Work request: Copy out, unchanged, every line from the start of the records to the line that contains "Levels about the", and stop there.

Entries provided:
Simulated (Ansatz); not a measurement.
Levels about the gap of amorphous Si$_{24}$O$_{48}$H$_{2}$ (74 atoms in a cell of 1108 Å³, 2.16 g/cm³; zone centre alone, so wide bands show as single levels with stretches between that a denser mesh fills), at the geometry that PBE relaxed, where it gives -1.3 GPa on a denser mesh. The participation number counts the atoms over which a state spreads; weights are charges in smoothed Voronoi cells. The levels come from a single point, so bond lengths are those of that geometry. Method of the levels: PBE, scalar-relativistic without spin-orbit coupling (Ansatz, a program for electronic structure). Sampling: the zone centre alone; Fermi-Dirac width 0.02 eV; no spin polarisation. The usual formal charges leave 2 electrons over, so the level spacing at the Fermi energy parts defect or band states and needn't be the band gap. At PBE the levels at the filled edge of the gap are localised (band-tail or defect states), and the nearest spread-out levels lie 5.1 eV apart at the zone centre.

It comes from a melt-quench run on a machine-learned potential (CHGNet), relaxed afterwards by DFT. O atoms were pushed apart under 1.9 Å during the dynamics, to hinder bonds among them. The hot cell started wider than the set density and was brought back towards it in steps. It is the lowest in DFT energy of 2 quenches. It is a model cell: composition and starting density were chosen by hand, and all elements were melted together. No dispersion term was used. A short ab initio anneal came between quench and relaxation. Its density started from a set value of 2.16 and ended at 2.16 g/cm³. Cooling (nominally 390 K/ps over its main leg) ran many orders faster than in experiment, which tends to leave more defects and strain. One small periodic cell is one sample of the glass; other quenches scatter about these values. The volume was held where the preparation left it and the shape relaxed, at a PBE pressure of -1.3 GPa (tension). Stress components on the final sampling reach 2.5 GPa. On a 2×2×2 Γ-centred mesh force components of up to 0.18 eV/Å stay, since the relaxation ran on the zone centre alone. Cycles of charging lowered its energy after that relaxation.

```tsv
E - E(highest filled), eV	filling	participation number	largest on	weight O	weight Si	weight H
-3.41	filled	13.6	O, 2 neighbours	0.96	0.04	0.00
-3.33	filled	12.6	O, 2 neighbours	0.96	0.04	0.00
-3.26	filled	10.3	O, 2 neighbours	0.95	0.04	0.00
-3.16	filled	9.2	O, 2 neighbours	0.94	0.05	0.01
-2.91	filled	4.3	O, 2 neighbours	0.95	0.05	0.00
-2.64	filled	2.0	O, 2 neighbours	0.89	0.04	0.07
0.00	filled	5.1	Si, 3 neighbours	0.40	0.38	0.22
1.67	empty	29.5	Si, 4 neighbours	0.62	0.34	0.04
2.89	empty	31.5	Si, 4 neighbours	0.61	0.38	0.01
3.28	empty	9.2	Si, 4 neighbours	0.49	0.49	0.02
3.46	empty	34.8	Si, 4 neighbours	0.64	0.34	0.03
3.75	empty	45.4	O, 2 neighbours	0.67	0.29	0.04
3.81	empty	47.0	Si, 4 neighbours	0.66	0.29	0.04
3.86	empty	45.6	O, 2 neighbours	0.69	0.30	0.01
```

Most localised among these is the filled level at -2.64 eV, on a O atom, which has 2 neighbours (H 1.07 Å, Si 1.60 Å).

Worked solution:
Simulated (Ansatz); not a measurement.
Levels about the gap of amorphous Si$_{24}$O$_{48}$H$_{2}$ (74 atoms in a cell of 1108 Å³, 2.16 g/cm³; zone centre alone, so wide bands show as single levels with stretches between that a denser mesh fills), at the geometry that PBE relaxed, where it gives -1.3 GPa on a denser mesh. The participation number counts the atoms over which a state spreads; weights are charges in smoothed Voronoi cells. The levels come from a single point, so bond lengths are those of that geometry. Method of the levels: PBE, scalar-relativistic without spin-orbit coupling (Ansatz, a program for electronic structure). Sampling: the zone centre alone; Fermi-Dirac width 0.02 eV; no spin polarisation. The usual formal charges leave 2 electrons over, so the level spacing at the Fermi energy parts defect or band states and needn't be the band gap. At PBE the levels at the filled edge of the gap are localised (band-tail or defect states), and the nearest spread-out levels lie 5.1 eV apart at the zone centre.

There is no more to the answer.